→ **Work item**: Extract all of the data and reproduce it precisely.

=== Extracted information ===
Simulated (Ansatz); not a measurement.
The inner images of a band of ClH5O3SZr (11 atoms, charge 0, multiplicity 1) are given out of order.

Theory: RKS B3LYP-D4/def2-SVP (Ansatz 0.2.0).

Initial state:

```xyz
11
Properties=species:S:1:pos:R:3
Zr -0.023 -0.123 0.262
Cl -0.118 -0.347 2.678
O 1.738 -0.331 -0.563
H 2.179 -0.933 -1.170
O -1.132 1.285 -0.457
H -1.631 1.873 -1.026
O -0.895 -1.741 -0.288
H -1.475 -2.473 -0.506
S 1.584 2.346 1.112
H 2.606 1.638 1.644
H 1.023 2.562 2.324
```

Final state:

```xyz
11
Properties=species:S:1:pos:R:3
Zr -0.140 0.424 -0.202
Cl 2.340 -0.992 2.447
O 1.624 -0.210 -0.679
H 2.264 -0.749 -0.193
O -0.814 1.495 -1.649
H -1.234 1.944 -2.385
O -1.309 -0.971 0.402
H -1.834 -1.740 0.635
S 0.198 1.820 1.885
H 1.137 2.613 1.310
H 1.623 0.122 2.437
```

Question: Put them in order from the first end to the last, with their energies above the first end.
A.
===

→ **Exercise result**:
Simulated (Ansatz); not a measurement.
The inner images of a band of ClH5O3SZr (11 atoms, charge 0, multiplicity 1) are given out of order.

Theory: RKS B3LYP-D4/def2-SVP (Ansatz 0.2.0).

Initial state:

```xyz
11
Properties=species:S:1:pos:R:3
Zr -0.023 -0.123 0.262
Cl -0.118 -0.347 2.678
O 1.738 -0.331 -0.563
H 2.179 -0.933 -1.170
O -1.132 1.285 -0.457
H -1.631 1.873 -1.026
O -0.895 -1.741 -0.288
H -1.475 -2.473 -0.506
S 1.584 2.346 1.112
H 2.606 1.638 1.644
H 1.023 2.562 2.324
```

Final state:

```xyz
11
Properties=species:S:1:pos:R:3
Zr -0.140 0.424 -0.202
Cl 2.340 -0.992 2.447
O 1.624 -0.210 -0.679
H 2.264 -0.749 -0.193
O -0.814 1.495 -1.649
H -1.234 1.944 -2.385
O -1.309 -0.971 0.402
H -1.834 -1.740 0.635
S 0.198 1.820 1.885
H 1.137 2.613 1.310
H 1.623 0.122 2.437
```

Question: Put them in order from the first end to the last, with their energies above the first end.
A.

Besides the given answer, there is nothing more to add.